* **Assignment**
Write all of the entries again. Keep them exactly as they are.

* **Entries provided**
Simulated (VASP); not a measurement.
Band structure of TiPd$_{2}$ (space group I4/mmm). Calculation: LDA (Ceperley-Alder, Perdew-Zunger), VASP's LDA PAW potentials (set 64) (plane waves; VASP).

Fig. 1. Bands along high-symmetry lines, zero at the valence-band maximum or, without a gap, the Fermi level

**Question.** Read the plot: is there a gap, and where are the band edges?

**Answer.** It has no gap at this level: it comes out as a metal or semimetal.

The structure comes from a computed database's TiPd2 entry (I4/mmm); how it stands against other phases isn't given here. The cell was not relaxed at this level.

* **Reply**
Simulated (VASP); not a measurement.
Band structure of TiPd$_{2}$ (space group I4/mmm). Calculation: LDA (Ceperley-Alder, Perdew-Zunger), VASP's LDA PAW potentials (set 64) (plane waves; VASP).

Fig. 1. Bands along high-symmetry lines, zero at the valence-band maximum or, without a gap, the Fermi level

**Question.** Read the plot: is there a gap, and where are the band edges?

**Answer.** It has no gap at this level: it comes out as a metal or semimetal.

The structure comes from a computed database's TiPd2 entry (I4/mmm); how it stands against other phases isn't given here. The cell was not relaxed at this level.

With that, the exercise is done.